▽
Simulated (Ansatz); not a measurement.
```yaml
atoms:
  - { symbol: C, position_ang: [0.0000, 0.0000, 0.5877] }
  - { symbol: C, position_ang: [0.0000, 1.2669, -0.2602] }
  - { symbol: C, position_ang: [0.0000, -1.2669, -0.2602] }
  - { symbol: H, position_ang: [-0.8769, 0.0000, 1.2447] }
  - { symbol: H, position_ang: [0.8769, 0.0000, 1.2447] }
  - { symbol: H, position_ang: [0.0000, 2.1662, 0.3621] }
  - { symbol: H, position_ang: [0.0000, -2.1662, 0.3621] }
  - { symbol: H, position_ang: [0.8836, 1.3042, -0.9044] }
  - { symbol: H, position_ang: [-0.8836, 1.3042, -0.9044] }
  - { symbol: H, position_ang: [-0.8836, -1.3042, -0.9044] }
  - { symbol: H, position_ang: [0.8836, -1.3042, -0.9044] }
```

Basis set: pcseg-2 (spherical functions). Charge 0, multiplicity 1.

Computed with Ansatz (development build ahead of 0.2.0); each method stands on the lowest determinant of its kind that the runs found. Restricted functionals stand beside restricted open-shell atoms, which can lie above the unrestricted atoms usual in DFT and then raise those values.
△

▶ [REQUIREMENT]: Up to and including the line with "Basis set: pcseg-2", print every line of the records from the start.

▶ [WRITTEN ANSWER]:
Simulated (Ansatz); not a measurement.
```yaml
atoms:
  - { symbol: C, position_ang: [0.0000, 0.0000, 0.5877] }
  - { symbol: C, position_ang: [0.0000, 1.2669, -0.2602] }
  - { symbol: C, position_ang: [0.0000, -1.2669, -0.2602] }
  - { symbol: H, position_ang: [-0.8769, 0.0000, 1.2447] }
  - { symbol: H, position_ang: [0.8769, 0.0000, 1.2447] }
  - { symbol: H, position_ang: [0.0000, 2.1662, 0.3621] }
  - { symbol: H, position_ang: [0.0000, -2.1662, 0.3621] }
  - { symbol: H, position_ang: [0.8836, 1.3042, -0.9044] }
  - { symbol: H, position_ang: [-0.8836, 1.3042, -0.9044] }
  - { symbol: H, position_ang: [-0.8836, -1.3042, -0.9044] }
  - { symbol: H, position_ang: [0.8836, -1.3042, -0.9044] }
```

Basis set: pcseg-2 (spherical functions). Charge 0, multiplicity 1.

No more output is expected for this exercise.